* **Exercise**
Working from the listing below, set down every line exactly.

* **Material supplied**
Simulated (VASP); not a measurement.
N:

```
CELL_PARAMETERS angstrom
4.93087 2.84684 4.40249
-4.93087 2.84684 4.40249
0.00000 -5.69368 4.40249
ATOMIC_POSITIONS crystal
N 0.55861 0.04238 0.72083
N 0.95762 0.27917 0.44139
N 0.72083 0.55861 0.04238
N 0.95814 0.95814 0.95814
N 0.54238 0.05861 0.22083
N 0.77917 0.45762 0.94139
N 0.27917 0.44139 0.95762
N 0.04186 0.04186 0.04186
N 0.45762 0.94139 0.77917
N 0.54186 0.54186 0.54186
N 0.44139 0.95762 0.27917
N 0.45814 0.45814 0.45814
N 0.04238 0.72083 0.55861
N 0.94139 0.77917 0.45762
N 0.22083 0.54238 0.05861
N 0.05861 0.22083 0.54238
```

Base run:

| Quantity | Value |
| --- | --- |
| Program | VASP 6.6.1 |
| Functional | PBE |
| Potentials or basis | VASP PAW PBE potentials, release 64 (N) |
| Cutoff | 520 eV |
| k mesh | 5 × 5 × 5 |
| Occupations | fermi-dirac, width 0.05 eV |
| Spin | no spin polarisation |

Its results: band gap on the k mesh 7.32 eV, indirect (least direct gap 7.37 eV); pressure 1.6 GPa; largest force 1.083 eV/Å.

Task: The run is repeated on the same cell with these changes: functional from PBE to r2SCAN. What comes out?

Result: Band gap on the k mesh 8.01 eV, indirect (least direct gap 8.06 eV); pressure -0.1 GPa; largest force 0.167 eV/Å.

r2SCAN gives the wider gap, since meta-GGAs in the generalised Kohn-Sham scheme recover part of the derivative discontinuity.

* **Exercise solution**
Simulated (VASP); not a measurement.
N:

```
CELL_PARAMETERS angstrom
4.93087 2.84684 4.40249
-4.93087 2.84684 4.40249
0.00000 -5.69368 4.40249
ATOMIC_POSITIONS crystal
N 0.55861 0.04238 0.72083
N 0.95762 0.27917 0.44139
N 0.72083 0.55861 0.04238
N 0.95814 0.95814 0.95814
N 0.54238 0.05861 0.22083
N 0.77917 0.45762 0.94139
N 0.27917 0.44139 0.95762
N 0.04186 0.04186 0.04186
N 0.45762 0.94139 0.77917
N 0.54186 0.54186 0.54186
N 0.44139 0.95762 0.27917
N 0.45814 0.45814 0.45814
N 0.04238 0.72083 0.55861
N 0.94139 0.77917 0.45762
N 0.22083 0.54238 0.05861
N 0.05861 0.22083 0.54238
```

Base run:

| Quantity | Value |
| --- | --- |
| Program | VASP 6.6.1 |
| Functional | PBE |
| Potentials or basis | VASP PAW PBE potentials, release 64 (N) |
| Cutoff | 520 eV |
| k mesh | 5 × 5 × 5 |
| Occupations | fermi-dirac, width 0.05 eV |
| Spin | no spin polarisation |

Its results: band gap on the k mesh 7.32 eV, indirect (least direct gap 7.37 eV); pressure 1.6 GPa; largest force 1.083 eV/Å.

Task: The run is repeated on the same cell with these changes: functional from PBE to r2SCAN. What comes out?

Result: Band gap on the k mesh 8.01 eV, indirect (least direct gap 8.06 eV); pressure -0.1 GPa; largest force 0.167 eV/Å.

r2SCAN gives the wider gap, since meta-GGAs in the generalised Kohn-Sham scheme recover part of the derivative discontinuity.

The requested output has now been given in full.